§ **WORK TASK**: Return every line below exactly, without dropping any.

§ **DATA LISTING**:
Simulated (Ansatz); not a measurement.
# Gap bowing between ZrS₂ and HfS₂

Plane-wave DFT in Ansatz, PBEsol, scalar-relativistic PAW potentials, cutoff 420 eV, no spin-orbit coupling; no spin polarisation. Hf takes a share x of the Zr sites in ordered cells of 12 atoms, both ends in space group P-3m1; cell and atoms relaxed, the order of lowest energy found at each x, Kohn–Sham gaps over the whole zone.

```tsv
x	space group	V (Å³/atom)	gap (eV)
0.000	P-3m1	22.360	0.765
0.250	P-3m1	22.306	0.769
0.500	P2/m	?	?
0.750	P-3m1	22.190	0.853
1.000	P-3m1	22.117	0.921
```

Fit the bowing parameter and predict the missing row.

§ **EXPECTED ANSWER**:
Simulated (Ansatz); not a measurement.
# Gap bowing between ZrS₂ and HfS₂

Plane-wave DFT in Ansatz, PBEsol, scalar-relativistic PAW potentials, cutoff 420 eV, no spin-orbit coupling; no spin polarisation. Hf takes a share x of the Zr sites in ordered cells of 12 atoms, both ends in space group P-3m1; cell and atoms relaxed, the order of lowest energy found at each x, Kohn–Sham gaps over the whole zone.

```tsv
x	space group	V (Å³/atom)	gap (eV)
0.000	P-3m1	22.360	0.765
0.250	P-3m1	22.306	0.769
0.500	P2/m	?	?
0.750	P-3m1	22.190	0.853
1.000	P-3m1	22.117	0.921
```

Fit the bowing parameter and predict the missing row.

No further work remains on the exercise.